### Work task:
Without skipping anything, transcribe the listing that follows.

### Data for analysis:
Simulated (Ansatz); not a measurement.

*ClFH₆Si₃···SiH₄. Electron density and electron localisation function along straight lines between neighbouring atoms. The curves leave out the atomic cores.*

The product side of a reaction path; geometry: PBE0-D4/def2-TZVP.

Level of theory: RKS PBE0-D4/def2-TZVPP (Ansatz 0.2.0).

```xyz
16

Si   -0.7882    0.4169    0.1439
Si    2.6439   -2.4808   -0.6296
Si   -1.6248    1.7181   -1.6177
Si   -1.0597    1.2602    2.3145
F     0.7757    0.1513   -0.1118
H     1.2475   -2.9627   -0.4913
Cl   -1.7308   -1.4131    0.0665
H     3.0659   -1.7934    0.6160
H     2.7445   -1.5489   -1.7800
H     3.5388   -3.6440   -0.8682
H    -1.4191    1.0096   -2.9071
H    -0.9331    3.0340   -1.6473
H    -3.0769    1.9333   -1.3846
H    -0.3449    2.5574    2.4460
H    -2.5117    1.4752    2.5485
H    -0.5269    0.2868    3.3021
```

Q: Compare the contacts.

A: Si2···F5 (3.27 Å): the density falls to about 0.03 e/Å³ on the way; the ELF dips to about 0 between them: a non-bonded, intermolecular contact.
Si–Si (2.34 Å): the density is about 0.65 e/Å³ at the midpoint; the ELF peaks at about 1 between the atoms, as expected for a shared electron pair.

### Written reply:
Simulated (Ansatz); not a measurement.

*ClFH₆Si₃···SiH₄. Electron density and electron localisation function along straight lines between neighbouring atoms. The curves leave out the atomic cores.*

The product side of a reaction path; geometry: PBE0-D4/def2-TZVP.

Level of theory: RKS PBE0-D4/def2-TZVPP (Ansatz 0.2.0).

```xyz
16

Si   -0.7882    0.4169    0.1439
Si    2.6439   -2.4808   -0.6296
Si   -1.6248    1.7181   -1.6177
Si   -1.0597    1.2602    2.3145
F     0.7757    0.1513   -0.1118
H     1.2475   -2.9627   -0.4913
Cl   -1.7308   -1.4131    0.0665
H     3.0659   -1.7934    0.6160
H     2.7445   -1.5489   -1.7800
H     3.5388   -3.6440   -0.8682
H    -1.4191    1.0096   -2.9071
H    -0.9331    3.0340   -1.6473
H    -3.0769    1.9333   -1.3846
H    -0.3449    2.5574    2.4460
H    -2.5117    1.4752    2.5485
H    -0.5269    0.2868    3.3021
```

Q: Compare the contacts.

A: Si2···F5 (3.27 Å): the density falls to about 0.03 e/Å³ on the way; the ELF dips to about 0 between them: a non-bonded, intermolecular contact.
Si–Si (2.34 Å): the density is about 0.65 e/Å³ at the midpoint; the ELF peaks at about 1 between the atoms, as expected for a shared electron pair.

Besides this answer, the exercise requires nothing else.